(Dataset extract):
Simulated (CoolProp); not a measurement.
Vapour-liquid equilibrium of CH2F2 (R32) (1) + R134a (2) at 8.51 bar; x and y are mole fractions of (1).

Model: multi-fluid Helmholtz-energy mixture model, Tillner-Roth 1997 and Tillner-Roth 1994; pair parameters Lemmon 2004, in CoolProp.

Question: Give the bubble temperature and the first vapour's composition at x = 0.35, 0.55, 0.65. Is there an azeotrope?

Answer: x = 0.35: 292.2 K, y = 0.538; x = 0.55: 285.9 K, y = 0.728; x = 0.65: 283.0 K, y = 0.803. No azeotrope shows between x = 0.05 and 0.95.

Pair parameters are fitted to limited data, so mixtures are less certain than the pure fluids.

(Task item):
Taking the entries above, restate exactly those lines that fall between the line with "Model: multi-fluid Helmholtz-energy" and the line with "Answer: x = 0.35: 292.2", keeping both of those lines too.

(Task response):
Model: multi-fluid Helmholtz-energy mixture model, Tillner-Roth 1997 and Tillner-Roth 1994; pair parameters Lemmon 2004, in CoolProp.

Question: Give the bubble temperature and the first vapour's composition at x = 0.35, 0.55, 0.65. Is there an azeotrope?

Answer: x = 0.35: 292.2 K, y = 0.538; x = 0.55: 285.9 K, y = 0.728; x = 0.65: 283.0 K, y = 0.803. No azeotrope shows between x = 0.05 and 0.95.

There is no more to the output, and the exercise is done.